> **Given entries**
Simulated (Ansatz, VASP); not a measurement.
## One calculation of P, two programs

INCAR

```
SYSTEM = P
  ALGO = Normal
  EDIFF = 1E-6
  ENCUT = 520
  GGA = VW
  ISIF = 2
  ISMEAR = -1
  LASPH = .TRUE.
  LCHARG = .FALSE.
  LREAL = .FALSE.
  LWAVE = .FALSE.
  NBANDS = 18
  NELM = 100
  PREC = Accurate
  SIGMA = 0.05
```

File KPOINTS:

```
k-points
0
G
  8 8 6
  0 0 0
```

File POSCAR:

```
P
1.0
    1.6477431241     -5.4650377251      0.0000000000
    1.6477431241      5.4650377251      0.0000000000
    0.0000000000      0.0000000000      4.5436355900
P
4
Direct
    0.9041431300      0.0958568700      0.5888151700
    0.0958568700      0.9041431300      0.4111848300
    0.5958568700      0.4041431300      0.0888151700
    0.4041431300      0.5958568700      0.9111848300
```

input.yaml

> **Action item**
The entries above need to be repeated in full, exactly as written.

> **Response**
Simulated (Ansatz, VASP); not a measurement.
## One calculation of P, two programs

INCAR

```
SYSTEM = P
  ALGO = Normal
  EDIFF = 1E-6
  ENCUT = 520
  GGA = VW
  ISIF = 2
  ISMEAR = -1
  LASPH = .TRUE.
  LCHARG = .FALSE.
  LREAL = .FALSE.
  LWAVE = .FALSE.
  NBANDS = 18
  NELM = 100
  PREC = Accurate
  SIGMA = 0.05
```

File KPOINTS:

```
k-points
0
G
  8 8 6
  0 0 0
```

File POSCAR:

```
P
1.0
    1.6477431241     -5.4650377251      0.0000000000
    1.6477431241      5.4650377251      0.0000000000
    0.0000000000      0.0000000000      4.5436355900
P
4
Direct
    0.9041431300      0.0958568700      0.5888151700
    0.0958568700      0.9041431300      0.4111848300
    0.5958568700      0.4041431300      0.0888151700
    0.4041431300      0.5958568700      0.9111848300
```

input.yaml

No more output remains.